**Task item:** Each entry must be written out again exactly as it stands.

**Information shown:**
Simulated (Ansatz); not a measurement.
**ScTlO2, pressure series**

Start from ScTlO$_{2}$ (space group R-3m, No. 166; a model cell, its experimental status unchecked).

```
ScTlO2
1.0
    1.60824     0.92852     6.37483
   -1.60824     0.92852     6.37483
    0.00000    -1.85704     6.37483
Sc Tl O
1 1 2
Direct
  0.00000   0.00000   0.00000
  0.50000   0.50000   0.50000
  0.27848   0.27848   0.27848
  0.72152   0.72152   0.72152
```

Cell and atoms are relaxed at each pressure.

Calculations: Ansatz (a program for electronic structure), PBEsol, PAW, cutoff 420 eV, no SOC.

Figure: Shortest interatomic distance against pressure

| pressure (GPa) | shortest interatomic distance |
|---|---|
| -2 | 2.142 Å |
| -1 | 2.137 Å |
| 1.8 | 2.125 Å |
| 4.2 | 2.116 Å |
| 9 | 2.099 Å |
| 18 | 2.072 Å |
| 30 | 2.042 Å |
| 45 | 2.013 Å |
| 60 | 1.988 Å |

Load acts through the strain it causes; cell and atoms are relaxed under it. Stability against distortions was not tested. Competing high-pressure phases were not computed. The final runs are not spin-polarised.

**Task output:**
Simulated (Ansatz); not a measurement.
**ScTlO2, pressure series**

Start from ScTlO$_{2}$ (space group R-3m, No. 166; a model cell, its experimental status unchecked).

```
ScTlO2
1.0
    1.60824     0.92852     6.37483
   -1.60824     0.92852     6.37483
    0.00000    -1.85704     6.37483
Sc Tl O
1 1 2
Direct
  0.00000   0.00000   0.00000
  0.50000   0.50000   0.50000
  0.27848   0.27848   0.27848
  0.72152   0.72152   0.72152
```

Cell and atoms are relaxed at each pressure.

Calculations: Ansatz (a program for electronic structure), PBEsol, PAW, cutoff 420 eV, no SOC.

Figure: Shortest interatomic distance against pressure

| pressure (GPa) | shortest interatomic distance |
|---|---|
| -2 | 2.142 Å |
| -1 | 2.137 Å |
| 1.8 | 2.125 Å |
| 4.2 | 2.116 Å |
| 9 | 2.099 Å |
| 18 | 2.072 Å |
| 30 | 2.042 Å |
| 45 | 2.013 Å |
| 60 | 1.988 Å |

Load acts through the strain it causes; cell and atoms are relaxed under it. Stability against distortions was not tested. Competing high-pressure phases were not computed. The final runs are not spin-polarised.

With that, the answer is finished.